• **Given entries**:
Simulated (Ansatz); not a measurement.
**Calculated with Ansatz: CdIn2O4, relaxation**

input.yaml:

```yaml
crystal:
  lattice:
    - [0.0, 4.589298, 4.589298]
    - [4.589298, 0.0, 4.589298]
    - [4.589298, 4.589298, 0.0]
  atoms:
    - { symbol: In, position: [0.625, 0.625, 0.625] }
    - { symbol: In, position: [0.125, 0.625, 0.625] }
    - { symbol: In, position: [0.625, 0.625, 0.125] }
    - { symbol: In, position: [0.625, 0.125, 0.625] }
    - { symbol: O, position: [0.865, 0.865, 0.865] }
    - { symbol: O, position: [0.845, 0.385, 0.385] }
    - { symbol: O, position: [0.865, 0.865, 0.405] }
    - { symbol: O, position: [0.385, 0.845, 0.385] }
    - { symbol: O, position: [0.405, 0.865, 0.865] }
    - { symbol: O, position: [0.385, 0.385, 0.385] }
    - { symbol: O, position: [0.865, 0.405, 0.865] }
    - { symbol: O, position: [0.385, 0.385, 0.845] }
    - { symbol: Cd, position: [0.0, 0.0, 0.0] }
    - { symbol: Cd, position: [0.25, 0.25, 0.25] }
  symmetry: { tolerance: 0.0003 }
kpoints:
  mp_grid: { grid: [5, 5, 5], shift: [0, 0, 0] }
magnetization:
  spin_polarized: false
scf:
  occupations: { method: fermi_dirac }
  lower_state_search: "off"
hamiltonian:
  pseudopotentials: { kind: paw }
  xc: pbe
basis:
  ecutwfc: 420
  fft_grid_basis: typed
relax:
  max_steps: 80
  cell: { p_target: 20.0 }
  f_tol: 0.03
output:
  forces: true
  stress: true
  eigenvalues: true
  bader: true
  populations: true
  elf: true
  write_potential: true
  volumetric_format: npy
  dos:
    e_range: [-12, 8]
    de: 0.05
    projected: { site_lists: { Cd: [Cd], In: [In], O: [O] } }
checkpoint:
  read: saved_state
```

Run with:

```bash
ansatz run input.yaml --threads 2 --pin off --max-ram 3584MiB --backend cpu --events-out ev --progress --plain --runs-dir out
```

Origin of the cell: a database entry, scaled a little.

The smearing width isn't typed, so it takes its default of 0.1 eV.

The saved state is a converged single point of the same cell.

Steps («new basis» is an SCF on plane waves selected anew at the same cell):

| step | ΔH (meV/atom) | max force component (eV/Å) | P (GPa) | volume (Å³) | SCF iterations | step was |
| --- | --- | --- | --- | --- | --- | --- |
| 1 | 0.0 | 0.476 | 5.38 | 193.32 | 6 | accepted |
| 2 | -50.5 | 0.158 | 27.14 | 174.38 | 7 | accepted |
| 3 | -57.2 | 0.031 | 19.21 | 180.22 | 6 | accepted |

• **Action item**: Taking the entries above, print exactly the lines starting at the line with "Origin of the" and ending at the line with "7 | accepted |", both included.

• **Exercise answer**:
Origin of the cell: a database entry, scaled a little.

The smearing width isn't typed, so it takes its default of 0.1 eV.

The saved state is a converged single point of the same cell.

Steps («new basis» is an SCF on plane waves selected anew at the same cell):

| step | ΔH (meV/atom) | max force component (eV/Å) | P (GPa) | volume (Å³) | SCF iterations | step was |
| --- | --- | --- | --- | --- | --- | --- |
| 1 | 0.0 | 0.476 | 5.38 | 193.32 | 6 | accepted |
| 2 | -50.5 | 0.158 | 27.14 | 174.38 | 7 | accepted |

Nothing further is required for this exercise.